***** PROVIDED MATERIAL *****
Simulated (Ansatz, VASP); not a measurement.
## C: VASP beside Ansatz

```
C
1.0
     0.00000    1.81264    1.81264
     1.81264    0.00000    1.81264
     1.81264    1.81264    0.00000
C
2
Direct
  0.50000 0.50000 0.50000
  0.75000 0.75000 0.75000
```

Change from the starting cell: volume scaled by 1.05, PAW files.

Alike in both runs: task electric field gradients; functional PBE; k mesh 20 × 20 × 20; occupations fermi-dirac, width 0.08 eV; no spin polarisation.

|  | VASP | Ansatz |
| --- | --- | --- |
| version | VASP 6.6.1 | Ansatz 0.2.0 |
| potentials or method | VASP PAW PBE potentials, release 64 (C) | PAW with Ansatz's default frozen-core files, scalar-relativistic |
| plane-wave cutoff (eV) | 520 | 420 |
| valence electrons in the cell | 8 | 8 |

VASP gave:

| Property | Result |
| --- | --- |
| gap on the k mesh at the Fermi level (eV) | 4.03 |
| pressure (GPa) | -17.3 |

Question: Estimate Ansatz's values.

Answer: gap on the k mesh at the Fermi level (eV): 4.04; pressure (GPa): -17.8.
*****

» **TASK ITEM**
The answer should consist of the lines from the first line of the entries through the line with "(GPa) | -17.3 |", copied exactly.

» **ANSWER BOX**
Simulated (Ansatz, VASP); not a measurement.
## C: VASP beside Ansatz

```
C
1.0
     0.00000    1.81264    1.81264
     1.81264    0.00000    1.81264
     1.81264    1.81264    0.00000
C
2
Direct
  0.50000 0.50000 0.50000
  0.75000 0.75000 0.75000
```

Change from the starting cell: volume scaled by 1.05, PAW files.

Alike in both runs: task electric field gradients; functional PBE; k mesh 20 × 20 × 20; occupations fermi-dirac, width 0.08 eV; no spin polarisation.

|  | VASP | Ansatz |
| --- | --- | --- |
| version | VASP 6.6.1 | Ansatz 0.2.0 |
| potentials or method | VASP PAW PBE potentials, release 64 (C) | PAW with Ansatz's default frozen-core files, scalar-relativistic |
| plane-wave cutoff (eV) | 520 | 420 |
| valence electrons in the cell | 8 | 8 |

VASP gave:

| Property | Result |
| --- | --- |
| gap on the k mesh at the Fermi level (eV) | 4.03 |
| pressure (GPa) | -17.3 |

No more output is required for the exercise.